** REQUIRED ACTION **
Write down, unchanged, the entries from the first line through the line holding "5 atoms: F4". Include no other line.

══ DATASET CONTENT

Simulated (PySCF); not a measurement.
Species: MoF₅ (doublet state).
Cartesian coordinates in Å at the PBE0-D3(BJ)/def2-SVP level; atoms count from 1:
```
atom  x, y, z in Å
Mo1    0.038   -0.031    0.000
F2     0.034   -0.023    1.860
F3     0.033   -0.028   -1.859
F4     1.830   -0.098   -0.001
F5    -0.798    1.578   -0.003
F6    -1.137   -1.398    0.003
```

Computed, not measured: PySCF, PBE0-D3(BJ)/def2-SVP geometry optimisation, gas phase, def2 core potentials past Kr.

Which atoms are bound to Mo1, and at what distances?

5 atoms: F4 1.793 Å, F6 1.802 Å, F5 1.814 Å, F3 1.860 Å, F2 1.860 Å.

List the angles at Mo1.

════

** WORKED SOLUTION **
Simulated (PySCF); not a measurement.
Species: MoF₅ (doublet state).
Cartesian coordinates in Å at the PBE0-D3(BJ)/def2-SVP level; atoms count from 1:
```
atom  x, y, z in Å
Mo1    0.038   -0.031    0.000
F2     0.034   -0.023    1.860
F3     0.033   -0.028   -1.859
F4     1.830   -0.098   -0.001
F5    -0.798    1.578   -0.003
F6    -1.137   -1.398    0.003
```

Computed, not measured: PySCF, PBE0-D3(BJ)/def2-SVP geometry optimisation, gas phase, def2 core potentials past Kr.

Which atoms are bound to Mo1, and at what distances?

5 atoms: F4 1.793 Å, F6 1.802 Å, F5 1.814 Å, F3 1.860 Å, F2 1.860 Å.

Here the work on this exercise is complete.